◆ Information provided ◆
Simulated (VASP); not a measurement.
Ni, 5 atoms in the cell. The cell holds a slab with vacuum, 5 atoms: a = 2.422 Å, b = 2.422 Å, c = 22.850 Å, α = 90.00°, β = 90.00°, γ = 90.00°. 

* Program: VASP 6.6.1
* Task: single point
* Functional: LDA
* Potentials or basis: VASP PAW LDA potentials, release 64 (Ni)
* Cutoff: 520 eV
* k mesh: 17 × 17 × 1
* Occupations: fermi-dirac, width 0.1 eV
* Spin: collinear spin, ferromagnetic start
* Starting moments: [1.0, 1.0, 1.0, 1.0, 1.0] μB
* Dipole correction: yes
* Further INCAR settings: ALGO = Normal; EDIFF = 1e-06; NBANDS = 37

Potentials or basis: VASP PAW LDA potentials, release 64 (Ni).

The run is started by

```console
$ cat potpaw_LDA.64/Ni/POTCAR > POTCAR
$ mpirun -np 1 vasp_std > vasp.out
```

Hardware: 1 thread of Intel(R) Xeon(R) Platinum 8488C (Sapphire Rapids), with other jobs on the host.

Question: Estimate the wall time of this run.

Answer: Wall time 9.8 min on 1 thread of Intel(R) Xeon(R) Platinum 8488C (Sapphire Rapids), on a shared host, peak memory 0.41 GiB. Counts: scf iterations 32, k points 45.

◆ Work item ◆
Within the listing above, the range opens at the line with "17 × 17 × 1" and closes at the line with "NBANDS = 37". Reproduce exactly the lines of that range, including both ends.

◆ Expected answer ◆
* k mesh: 17 × 17 × 1
* Occupations: fermi-dirac, width 0.1 eV
* Spin: collinear spin, ferromagnetic start
* Starting moments: [1.0, 1.0, 1.0, 1.0, 1.0] μB
* Dipole correction: yes
* Further INCAR settings: ALGO = Normal; EDIFF = 1e-06; NBANDS = 37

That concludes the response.